- _Entries provided_:
━━━━━━━━
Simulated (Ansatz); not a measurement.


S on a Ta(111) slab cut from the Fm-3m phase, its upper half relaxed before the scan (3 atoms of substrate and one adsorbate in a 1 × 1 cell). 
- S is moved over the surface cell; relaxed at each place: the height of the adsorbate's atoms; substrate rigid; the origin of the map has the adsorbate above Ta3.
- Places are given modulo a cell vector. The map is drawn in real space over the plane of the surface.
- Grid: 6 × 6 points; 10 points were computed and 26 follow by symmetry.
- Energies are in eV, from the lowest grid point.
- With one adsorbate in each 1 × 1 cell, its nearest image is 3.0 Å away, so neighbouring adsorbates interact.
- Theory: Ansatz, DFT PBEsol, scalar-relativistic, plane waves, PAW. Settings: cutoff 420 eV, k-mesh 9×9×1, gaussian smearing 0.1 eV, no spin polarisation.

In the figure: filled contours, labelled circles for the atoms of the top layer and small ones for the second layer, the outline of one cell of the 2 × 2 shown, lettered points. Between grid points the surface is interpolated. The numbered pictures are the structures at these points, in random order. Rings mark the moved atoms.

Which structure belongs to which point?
━━━━━━━━

- _Brief_: Each entry above must be retyped exactly.

- _Task answer_:
Simulated (Ansatz); not a measurement.


S on a Ta(111) slab cut from the Fm-3m phase, its upper half relaxed before the scan (3 atoms of substrate and one adsorbate in a 1 × 1 cell). 
- S is moved over the surface cell; relaxed at each place: the height of the adsorbate's atoms; substrate rigid; the origin of the map has the adsorbate above Ta3.
- Places are given modulo a cell vector. The map is drawn in real space over the plane of the surface.
- Grid: 6 × 6 points; 10 points were computed and 26 follow by symmetry.
- Energies are in eV, from the lowest grid point.
- With one adsorbate in each 1 × 1 cell, its nearest image is 3.0 Å away, so neighbouring adsorbates interact.
- Theory: Ansatz, DFT PBEsol, scalar-relativistic, plane waves, PAW. Settings: cutoff 420 eV, k-mesh 9×9×1, gaussian smearing 0.1 eV, no spin polarisation.

In the figure: filled contours, labelled circles for the atoms of the top layer and small ones for the second layer, the outline of one cell of the 2 × 2 shown, lettered points. Between grid points the surface is interpolated. The numbered pictures are the structures at these points, in random order. Rings mark the moved atoms.

Which structure belongs to which point?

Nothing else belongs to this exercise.